| Task item |
Copy out every line of the data that follows, exactly.

| Information |
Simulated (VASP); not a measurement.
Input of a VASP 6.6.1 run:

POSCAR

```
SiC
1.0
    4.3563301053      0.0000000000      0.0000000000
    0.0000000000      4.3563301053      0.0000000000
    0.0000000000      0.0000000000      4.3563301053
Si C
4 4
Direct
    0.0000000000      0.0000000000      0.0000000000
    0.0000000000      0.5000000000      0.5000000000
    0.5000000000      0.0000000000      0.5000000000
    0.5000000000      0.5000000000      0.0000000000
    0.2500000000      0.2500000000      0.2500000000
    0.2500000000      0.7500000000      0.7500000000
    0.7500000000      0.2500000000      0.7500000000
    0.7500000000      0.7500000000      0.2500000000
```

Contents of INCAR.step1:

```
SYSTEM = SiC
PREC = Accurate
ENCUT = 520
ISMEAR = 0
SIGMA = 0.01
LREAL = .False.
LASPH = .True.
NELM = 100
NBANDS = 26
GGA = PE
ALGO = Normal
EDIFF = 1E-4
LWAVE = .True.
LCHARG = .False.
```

| Exercise result |
Simulated (VASP); not a measurement.
Input of a VASP 6.6.1 run:

POSCAR

```
SiC
1.0
    4.3563301053      0.0000000000      0.0000000000
    0.0000000000      4.3563301053      0.0000000000
    0.0000000000      0.0000000000      4.3563301053
Si C
4 4
Direct
    0.0000000000      0.0000000000      0.0000000000
    0.0000000000      0.5000000000      0.5000000000
    0.5000000000      0.0000000000      0.5000000000
    0.5000000000      0.5000000000      0.0000000000
    0.2500000000      0.2500000000      0.2500000000
    0.2500000000      0.7500000000      0.7500000000
    0.7500000000      0.2500000000      0.7500000000
    0.7500000000      0.7500000000      0.2500000000
```

Contents of INCAR.step1:

```
SYSTEM = SiC
PREC = Accurate
ENCUT = 520
ISMEAR = 0
SIGMA = 0.01
LREAL = .False.
LASPH = .True.
NELM = 100
NBANDS = 26
GGA = PE
ALGO = Normal
EDIFF = 1E-4
LWAVE = .True.
LCHARG = .False.
```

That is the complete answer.